■ **Work instruction**
Beginning with the first line of the data below, reproduce every line unchanged, ending with the line that holds "Orbitals are unrestricted.".

■ **Data provided**
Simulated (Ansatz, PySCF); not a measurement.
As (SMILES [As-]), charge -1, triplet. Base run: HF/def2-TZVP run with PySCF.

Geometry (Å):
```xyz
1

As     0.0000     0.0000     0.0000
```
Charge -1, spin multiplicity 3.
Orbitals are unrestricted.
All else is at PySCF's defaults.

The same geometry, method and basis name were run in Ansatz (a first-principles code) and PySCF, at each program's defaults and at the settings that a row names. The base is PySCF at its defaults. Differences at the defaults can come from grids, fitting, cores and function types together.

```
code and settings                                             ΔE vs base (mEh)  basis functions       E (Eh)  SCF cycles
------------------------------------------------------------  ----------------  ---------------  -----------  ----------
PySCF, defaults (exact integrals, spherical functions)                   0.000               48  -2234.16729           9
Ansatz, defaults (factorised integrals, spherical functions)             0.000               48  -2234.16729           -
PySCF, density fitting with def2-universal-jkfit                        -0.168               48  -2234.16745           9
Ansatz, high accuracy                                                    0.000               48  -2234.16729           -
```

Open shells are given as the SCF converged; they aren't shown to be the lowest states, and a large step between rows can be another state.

■ **Result**
Simulated (Ansatz, PySCF); not a measurement.
As (SMILES [As-]), charge -1, triplet. Base run: HF/def2-TZVP run with PySCF.

Geometry (Å):
```xyz
1

As     0.0000     0.0000     0.0000
```
Charge -1, spin multiplicity 3.
Orbitals are unrestricted.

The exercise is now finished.